--- START ---

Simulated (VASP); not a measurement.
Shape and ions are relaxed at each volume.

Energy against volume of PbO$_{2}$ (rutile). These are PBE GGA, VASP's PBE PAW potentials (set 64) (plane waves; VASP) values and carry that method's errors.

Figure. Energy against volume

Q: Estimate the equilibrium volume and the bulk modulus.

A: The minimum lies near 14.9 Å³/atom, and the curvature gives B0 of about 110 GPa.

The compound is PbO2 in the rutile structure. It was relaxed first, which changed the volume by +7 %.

--- END ---

## [BRIEF]
When you answer, repeat all of the material exactly as given.

## [SOLUTION]
Simulated (VASP); not a measurement.
Shape and ions are relaxed at each volume.

Energy against volume of PbO$_{2}$ (rutile). These are PBE GGA, VASP's PBE PAW potentials (set 64) (plane waves; VASP) values and carry that method's errors.

Figure. Energy against volume

Q: Estimate the equilibrium volume and the bulk modulus.

A: The minimum lies near 14.9 Å³/atom, and the curvature gives B0 of about 110 GPa.

The compound is PbO2 in the rutile structure. It was relaxed first, which changed the volume by +7 %.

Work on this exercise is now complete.